== Assignment ==
Beginning at the first line of the data, print each line exactly, stopping after the line that contains "Method: Ansatz 0.2.0, DFT".

════════

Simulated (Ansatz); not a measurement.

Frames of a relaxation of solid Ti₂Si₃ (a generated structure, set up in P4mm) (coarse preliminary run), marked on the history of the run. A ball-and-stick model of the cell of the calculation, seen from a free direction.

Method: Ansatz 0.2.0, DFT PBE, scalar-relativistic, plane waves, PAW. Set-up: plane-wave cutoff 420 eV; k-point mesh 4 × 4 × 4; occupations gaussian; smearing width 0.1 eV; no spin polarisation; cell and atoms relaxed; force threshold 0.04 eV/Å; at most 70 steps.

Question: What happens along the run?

════════

== Reply ==
Simulated (Ansatz); not a measurement.

Frames of a relaxation of solid Ti₂Si₃ (a generated structure, set up in P4mm) (coarse preliminary run), marked on the history of the run. A ball-and-stick model of the cell of the calculation, seen from a free direction.

Method: Ansatz 0.2.0, DFT PBE, scalar-relativistic, plane waves, PAW. Set-up: plane-wave cutoff 420 eV; k-point mesh 4 × 4 × 4; occupations gaussian; smearing width 0.1 eV; no spin polarisation; cell and atoms relaxed; force threshold 0.04 eV/Å; at most 70 steps.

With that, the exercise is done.